> [Assignment]: Please copy the leading lines of the entries below exactly, concluding with the line in which "relaxing | 0.1 GPa |" occurs.

> [Given records]:
=-=-=-=-=
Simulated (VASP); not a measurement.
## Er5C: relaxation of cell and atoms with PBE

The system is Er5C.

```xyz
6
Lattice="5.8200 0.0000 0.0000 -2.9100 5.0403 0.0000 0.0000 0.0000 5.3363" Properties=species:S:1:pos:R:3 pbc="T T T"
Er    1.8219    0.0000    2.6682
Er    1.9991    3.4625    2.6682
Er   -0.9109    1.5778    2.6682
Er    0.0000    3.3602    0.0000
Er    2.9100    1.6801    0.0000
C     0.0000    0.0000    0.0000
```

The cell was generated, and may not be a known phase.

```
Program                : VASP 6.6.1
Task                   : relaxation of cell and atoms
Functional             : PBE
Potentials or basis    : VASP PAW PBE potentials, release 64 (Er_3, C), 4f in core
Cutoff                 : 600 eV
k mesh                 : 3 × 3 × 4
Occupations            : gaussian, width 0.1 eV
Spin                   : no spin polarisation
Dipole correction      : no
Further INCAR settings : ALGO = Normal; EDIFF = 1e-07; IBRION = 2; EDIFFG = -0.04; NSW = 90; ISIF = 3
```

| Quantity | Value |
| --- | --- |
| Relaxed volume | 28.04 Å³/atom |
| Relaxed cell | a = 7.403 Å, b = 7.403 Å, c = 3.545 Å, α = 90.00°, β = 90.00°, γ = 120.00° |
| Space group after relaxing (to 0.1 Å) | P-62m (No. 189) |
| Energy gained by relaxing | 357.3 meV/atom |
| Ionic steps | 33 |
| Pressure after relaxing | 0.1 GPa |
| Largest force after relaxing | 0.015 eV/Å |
=-=-=-=-=

> [Worked solution]:
Simulated (VASP); not a measurement.
## Er5C: relaxation of cell and atoms with PBE

The system is Er5C.

```xyz
6
Lattice="5.8200 0.0000 0.0000 -2.9100 5.0403 0.0000 0.0000 0.0000 5.3363" Properties=species:S:1:pos:R:3 pbc="T T T"
Er    1.8219    0.0000    2.6682
Er    1.9991    3.4625    2.6682
Er   -0.9109    1.5778    2.6682
Er    0.0000    3.3602    0.0000
Er    2.9100    1.6801    0.0000
C     0.0000    0.0000    0.0000
```

The cell was generated, and may not be a known phase.

```
Program                : VASP 6.6.1
Task                   : relaxation of cell and atoms
Functional             : PBE
Potentials or basis    : VASP PAW PBE potentials, release 64 (Er_3, C), 4f in core
Cutoff                 : 600 eV
k mesh                 : 3 × 3 × 4
Occupations            : gaussian, width 0.1 eV
Spin                   : no spin polarisation
Dipole correction      : no
Further INCAR settings : ALGO = Normal; EDIFF = 1e-07; IBRION = 2; EDIFFG = -0.04; NSW = 90; ISIF = 3
```

| Quantity | Value |
| --- | --- |
| Relaxed volume | 28.04 Å³/atom |
| Relaxed cell | a = 7.403 Å, b = 7.403 Å, c = 3.545 Å, α = 90.00°, β = 90.00°, γ = 120.00° |
| Space group after relaxing (to 0.1 Å) | P-62m (No. 189) |
| Energy gained by relaxing | 357.3 meV/atom |
| Ionic steps | 33 |
| Pressure after relaxing | 0.1 GPa |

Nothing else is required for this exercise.